> DATA LISTING
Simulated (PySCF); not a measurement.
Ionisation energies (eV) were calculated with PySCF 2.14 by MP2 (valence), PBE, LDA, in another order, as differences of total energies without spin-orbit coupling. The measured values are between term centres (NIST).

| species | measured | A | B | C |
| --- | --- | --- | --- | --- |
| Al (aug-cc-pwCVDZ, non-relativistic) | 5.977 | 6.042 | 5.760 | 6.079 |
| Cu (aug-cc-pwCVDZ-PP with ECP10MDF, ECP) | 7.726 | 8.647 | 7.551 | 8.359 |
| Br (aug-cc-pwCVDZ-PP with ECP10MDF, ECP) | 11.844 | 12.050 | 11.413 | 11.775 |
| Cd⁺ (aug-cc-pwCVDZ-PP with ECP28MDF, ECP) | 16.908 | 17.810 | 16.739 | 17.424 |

> ACTIVITY
From the data above, copy each line exactly.

> ANSWER SECTION
Simulated (PySCF); not a measurement.
Ionisation energies (eV) were calculated with PySCF 2.14 by MP2 (valence), PBE, LDA, in another order, as differences of total energies without spin-orbit coupling. The measured values are between term centres (NIST).

| species | measured | A | B | C |
| --- | --- | --- | --- | --- |
| Al (aug-cc-pwCVDZ, non-relativistic) | 5.977 | 6.042 | 5.760 | 6.079 |
| Cu (aug-cc-pwCVDZ-PP with ECP10MDF, ECP) | 7.726 | 8.647 | 7.551 | 8.359 |
| Br (aug-cc-pwCVDZ-PP with ECP10MDF, ECP) | 11.844 | 12.050 | 11.413 | 11.775 |
| Cd⁺ (aug-cc-pwCVDZ-PP with ECP28MDF, ECP) | 16.908 | 17.810 | 16.739 | 17.424 |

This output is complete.